#### ENTRIES SUPPLIED ####

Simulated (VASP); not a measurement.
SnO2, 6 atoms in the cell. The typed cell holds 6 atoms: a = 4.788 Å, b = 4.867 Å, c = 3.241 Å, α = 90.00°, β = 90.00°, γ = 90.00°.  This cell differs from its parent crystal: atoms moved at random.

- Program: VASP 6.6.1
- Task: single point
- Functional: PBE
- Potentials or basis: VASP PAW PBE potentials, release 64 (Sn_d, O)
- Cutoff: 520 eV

####

All the records shown above need to be given again exactly.

* **WRITTEN ANSWER**
Simulated (VASP); not a measurement.
SnO2, 6 atoms in the cell. The typed cell holds 6 atoms: a = 4.788 Å, b = 4.867 Å, c = 3.241 Å, α = 90.00°, β = 90.00°, γ = 90.00°.  This cell differs from its parent crystal: atoms moved at random.

- Program: VASP 6.6.1
- Task: single point
- Functional: PBE
- Potentials or basis: VASP PAW PBE potentials, release 64 (Sn_d, O)
- Cutoff: 520 eV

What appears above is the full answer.